Work request: Repeat verbatim, and only, the lines of the data below, beginning at the line that contains "These are equilibrium" and stopping after the line that contains "Figure: Equilibrium gas".

──────────

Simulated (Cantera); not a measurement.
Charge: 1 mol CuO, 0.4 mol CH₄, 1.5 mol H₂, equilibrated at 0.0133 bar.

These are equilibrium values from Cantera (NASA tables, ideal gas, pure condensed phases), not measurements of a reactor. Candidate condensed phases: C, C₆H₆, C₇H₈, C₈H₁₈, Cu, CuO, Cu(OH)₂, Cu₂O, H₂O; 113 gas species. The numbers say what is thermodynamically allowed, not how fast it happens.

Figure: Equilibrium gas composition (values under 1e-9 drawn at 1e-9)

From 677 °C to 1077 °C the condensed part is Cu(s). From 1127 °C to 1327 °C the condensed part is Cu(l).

──────────

Exercise result:
These are equilibrium values from Cantera (NASA tables, ideal gas, pure condensed phases), not measurements of a reactor. Candidate condensed phases: C, C₆H₆, C₇H₈, C₈H₁₈, Cu, CuO, Cu(OH)₂, Cu₂O, H₂O; 113 gas species. The numbers say what is thermodynamically allowed, not how fast it happens.

Figure: Equilibrium gas composition (values under 1e-9 drawn at 1e-9)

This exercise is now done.